>>>

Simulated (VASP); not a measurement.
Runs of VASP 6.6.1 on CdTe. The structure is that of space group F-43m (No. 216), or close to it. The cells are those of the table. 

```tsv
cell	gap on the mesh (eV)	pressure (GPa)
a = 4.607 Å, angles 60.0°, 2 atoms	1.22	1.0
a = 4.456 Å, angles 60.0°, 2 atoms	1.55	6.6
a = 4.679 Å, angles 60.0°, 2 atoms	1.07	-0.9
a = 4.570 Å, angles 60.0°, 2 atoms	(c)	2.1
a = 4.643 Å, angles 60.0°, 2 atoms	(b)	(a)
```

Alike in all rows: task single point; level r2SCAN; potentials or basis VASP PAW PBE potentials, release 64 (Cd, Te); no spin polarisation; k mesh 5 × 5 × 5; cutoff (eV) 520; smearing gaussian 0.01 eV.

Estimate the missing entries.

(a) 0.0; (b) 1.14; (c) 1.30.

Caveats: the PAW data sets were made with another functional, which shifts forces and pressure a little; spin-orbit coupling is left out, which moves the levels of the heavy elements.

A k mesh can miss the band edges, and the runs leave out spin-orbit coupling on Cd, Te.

<<<

Repeat, exactly as they stand above, the lines from the line with "Runs of VASP" to the line with "Caveats: the PAW", both lines included.

Runs of VASP 6.6.1 on CdTe. The structure is that of space group F-43m (No. 216), or close to it. The cells are those of the table. 

```tsv
cell	gap on the mesh (eV)	pressure (GPa)
a = 4.607 Å, angles 60.0°, 2 atoms	1.22	1.0
a = 4.456 Å, angles 60.0°, 2 atoms	1.55	6.6
a = 4.679 Å, angles 60.0°, 2 atoms	1.07	-0.9
a = 4.570 Å, angles 60.0°, 2 atoms	(c)	2.1
a = 4.643 Å, angles 60.0°, 2 atoms	(b)	(a)
```

Alike in all rows: task single point; level r2SCAN; potentials or basis VASP PAW PBE potentials, release 64 (Cd, Te); no spin polarisation; k mesh 5 × 5 × 5; cutoff (eV) 520; smearing gaussian 0.01 eV.

Estimate the missing entries.

(a) 0.0; (b) 1.14; (c) 1.30.

Caveats: the PAW data sets were made with another functional, which shifts forces and pressure a little; spin-orbit coupling is left out, which moves the levels of the heavy elements.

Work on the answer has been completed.